Give the lines of the material verbatim, from the first line to the line with "N long parallel", including both.

>>>>>

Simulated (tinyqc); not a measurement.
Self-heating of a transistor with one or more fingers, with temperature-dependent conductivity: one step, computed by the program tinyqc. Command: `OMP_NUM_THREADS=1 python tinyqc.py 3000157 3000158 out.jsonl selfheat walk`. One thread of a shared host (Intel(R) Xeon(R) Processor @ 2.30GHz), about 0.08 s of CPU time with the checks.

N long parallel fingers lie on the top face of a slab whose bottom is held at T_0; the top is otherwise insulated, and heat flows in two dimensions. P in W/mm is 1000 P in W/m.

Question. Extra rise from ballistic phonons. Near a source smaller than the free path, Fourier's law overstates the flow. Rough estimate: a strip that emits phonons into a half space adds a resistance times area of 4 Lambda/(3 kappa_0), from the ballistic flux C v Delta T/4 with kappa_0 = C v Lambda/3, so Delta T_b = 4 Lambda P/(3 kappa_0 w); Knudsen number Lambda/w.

<<<<<

TASK ANSWER:
Simulated (tinyqc); not a measurement.
Self-heating of a transistor with one or more fingers, with temperature-dependent conductivity: one step, computed by the program tinyqc. Command: `OMP_NUM_THREADS=1 python tinyqc.py 3000157 3000158 out.jsonl selfheat walk`. One thread of a shared host (Intel(R) Xeon(R) Processor @ 2.30GHz), about 0.08 s of CPU time with the checks.

N long parallel fingers lie on the top face of a slab whose bottom is held at T_0; the top is otherwise insulated, and heat flows in two dimensions. P in W/mm is 1000 P in W/m.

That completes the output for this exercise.